(Action item) Print the first line of the data below and every one after it, through the line containing "O–O 1.48 Å.", exactly as written.

(Records shown)
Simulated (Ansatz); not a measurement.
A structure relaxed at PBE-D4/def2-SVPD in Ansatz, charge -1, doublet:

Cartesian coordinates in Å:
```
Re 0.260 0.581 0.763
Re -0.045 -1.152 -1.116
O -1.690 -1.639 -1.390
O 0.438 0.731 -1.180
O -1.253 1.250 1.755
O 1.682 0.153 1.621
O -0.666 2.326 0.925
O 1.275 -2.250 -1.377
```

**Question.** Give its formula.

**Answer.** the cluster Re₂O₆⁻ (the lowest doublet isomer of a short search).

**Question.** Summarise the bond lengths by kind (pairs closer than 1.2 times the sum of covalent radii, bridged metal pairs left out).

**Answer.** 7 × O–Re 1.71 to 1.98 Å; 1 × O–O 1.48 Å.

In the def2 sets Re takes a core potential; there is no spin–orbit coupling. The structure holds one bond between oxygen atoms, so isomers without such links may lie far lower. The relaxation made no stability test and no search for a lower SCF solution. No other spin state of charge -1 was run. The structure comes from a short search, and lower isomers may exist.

(Task response)
Simulated (Ansatz); not a measurement.
A structure relaxed at PBE-D4/def2-SVPD in Ansatz, charge -1, doublet:

Cartesian coordinates in Å:
```
Re 0.260 0.581 0.763
Re -0.045 -1.152 -1.116
O -1.690 -1.639 -1.390
O 0.438 0.731 -1.180
O -1.253 1.250 1.755
O 1.682 0.153 1.621
O -0.666 2.326 0.925
O 1.275 -2.250 -1.377
```

**Question.** Give its formula.

**Answer.** the cluster Re₂O₆⁻ (the lowest doublet isomer of a short search).

**Question.** Summarise the bond lengths by kind (pairs closer than 1.2 times the sum of covalent radii, bridged metal pairs left out).

**Answer.** 7 × O–Re 1.71 to 1.98 Å; 1 × O–O 1.48 Å.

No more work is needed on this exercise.